*TASK ITEM*.
Give back all of the data exactly as it appears here.

== Segment start ==

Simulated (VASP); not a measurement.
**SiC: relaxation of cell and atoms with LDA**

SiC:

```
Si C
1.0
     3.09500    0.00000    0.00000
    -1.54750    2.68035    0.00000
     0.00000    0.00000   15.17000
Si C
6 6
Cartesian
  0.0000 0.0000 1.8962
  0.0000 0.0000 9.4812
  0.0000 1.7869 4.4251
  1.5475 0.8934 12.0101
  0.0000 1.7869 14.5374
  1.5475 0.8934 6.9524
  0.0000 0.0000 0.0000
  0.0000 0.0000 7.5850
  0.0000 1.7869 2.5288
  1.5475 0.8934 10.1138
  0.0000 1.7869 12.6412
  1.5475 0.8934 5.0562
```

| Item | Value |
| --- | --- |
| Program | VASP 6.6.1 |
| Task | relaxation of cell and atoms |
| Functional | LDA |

== Segment end ==

*EXERCISE ANSWER*.
Simulated (VASP); not a measurement.
**SiC: relaxation of cell and atoms with LDA**

SiC:

```
Si C
1.0
     3.09500    0.00000    0.00000
    -1.54750    2.68035    0.00000
     0.00000    0.00000   15.17000
Si C
6 6
Cartesian
  0.0000 0.0000 1.8962
  0.0000 0.0000 9.4812
  0.0000 1.7869 4.4251
  1.5475 0.8934 12.0101
  0.0000 1.7869 14.5374
  1.5475 0.8934 6.9524
  0.0000 0.0000 0.0000
  0.0000 0.0000 7.5850
  0.0000 1.7869 2.5288
  1.5475 0.8934 10.1138
  0.0000 1.7869 12.6412
  1.5475 0.8934 5.0562
```

| Item | Value |
| --- | --- |
| Program | VASP 6.6.1 |
| Task | relaxation of cell and atoms |
| Functional | LDA |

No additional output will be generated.